Action item: Somewhere below is a line with "Problem. Fill in the values left out." and, later, a line with "Caveats: the PAW"; repeat those two lines and all the lines between them, exactly as they are.

Extracted entries section start
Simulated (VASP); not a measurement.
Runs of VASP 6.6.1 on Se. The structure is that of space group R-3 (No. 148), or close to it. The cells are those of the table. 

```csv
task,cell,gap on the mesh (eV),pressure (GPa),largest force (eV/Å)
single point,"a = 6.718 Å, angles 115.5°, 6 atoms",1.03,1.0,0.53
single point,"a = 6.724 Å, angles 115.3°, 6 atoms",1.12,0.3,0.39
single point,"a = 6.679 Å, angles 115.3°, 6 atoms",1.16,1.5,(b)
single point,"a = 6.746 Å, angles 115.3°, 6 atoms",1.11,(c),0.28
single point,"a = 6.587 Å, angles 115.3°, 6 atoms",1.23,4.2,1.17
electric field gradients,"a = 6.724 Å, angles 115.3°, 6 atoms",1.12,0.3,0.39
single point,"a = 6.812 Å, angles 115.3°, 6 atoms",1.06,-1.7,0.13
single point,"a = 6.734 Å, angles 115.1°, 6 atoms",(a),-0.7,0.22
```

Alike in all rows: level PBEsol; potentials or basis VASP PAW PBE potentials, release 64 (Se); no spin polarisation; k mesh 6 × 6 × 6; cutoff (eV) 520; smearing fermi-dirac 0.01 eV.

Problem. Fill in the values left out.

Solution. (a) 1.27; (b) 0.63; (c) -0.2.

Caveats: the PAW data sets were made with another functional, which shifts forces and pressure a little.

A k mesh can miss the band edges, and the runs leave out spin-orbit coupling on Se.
Extracted entries section end

Written response:
Problem. Fill in the values left out.

Solution. (a) 1.27; (b) 0.63; (c) -0.2.

Caveats: the PAW data sets were made with another functional, which shifts forces and pressure a little.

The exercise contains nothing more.